SUPPLIED RECORDS
________________________

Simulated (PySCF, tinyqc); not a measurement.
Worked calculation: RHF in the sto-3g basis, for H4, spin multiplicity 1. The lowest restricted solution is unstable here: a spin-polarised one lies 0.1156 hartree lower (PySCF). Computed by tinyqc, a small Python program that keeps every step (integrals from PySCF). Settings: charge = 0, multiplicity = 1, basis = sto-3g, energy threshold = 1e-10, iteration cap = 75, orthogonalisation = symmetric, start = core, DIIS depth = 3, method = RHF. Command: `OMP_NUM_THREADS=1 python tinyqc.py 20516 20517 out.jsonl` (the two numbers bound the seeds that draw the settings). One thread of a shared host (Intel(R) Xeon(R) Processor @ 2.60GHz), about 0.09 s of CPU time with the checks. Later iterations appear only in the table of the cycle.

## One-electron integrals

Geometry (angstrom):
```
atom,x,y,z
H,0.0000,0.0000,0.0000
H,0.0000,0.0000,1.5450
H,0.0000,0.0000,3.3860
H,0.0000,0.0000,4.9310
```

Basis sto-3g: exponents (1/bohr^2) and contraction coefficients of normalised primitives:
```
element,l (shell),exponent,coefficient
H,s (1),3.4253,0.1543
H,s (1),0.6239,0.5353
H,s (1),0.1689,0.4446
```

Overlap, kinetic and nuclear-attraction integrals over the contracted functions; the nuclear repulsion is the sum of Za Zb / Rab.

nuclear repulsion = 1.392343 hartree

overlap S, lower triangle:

________________________

WORK INSTRUCTION
Every line in the material must be repeated verbatim.

EXPECTED ANSWER
Simulated (PySCF, tinyqc); not a measurement.
Worked calculation: RHF in the sto-3g basis, for H4, spin multiplicity 1. The lowest restricted solution is unstable here: a spin-polarised one lies 0.1156 hartree lower (PySCF). Computed by tinyqc, a small Python program that keeps every step (integrals from PySCF). Settings: charge = 0, multiplicity = 1, basis = sto-3g, energy threshold = 1e-10, iteration cap = 75, orthogonalisation = symmetric, start = core, DIIS depth = 3, method = RHF. Command: `OMP_NUM_THREADS=1 python tinyqc.py 20516 20517 out.jsonl` (the two numbers bound the seeds that draw the settings). One thread of a shared host (Intel(R) Xeon(R) Processor @ 2.60GHz), about 0.09 s of CPU time with the checks. Later iterations appear only in the table of the cycle.

## One-electron integrals

Geometry (angstrom):
```
atom,x,y,z
H,0.0000,0.0000,0.0000
H,0.0000,0.0000,1.5450
H,0.0000,0.0000,3.3860
H,0.0000,0.0000,4.9310
```

Basis sto-3g: exponents (1/bohr^2) and contraction coefficients of normalised primitives:
```
element,l (shell),exponent,coefficient
H,s (1),3.4253,0.1543
H,s (1),0.6239,0.5353
H,s (1),0.1689,0.4446
```

Overlap, kinetic and nuclear-attraction integrals over the contracted functions; the nuclear repulsion is the sum of Za Zb / Rab.

nuclear repulsion = 1.392343 hartree

overlap S, lower triangle:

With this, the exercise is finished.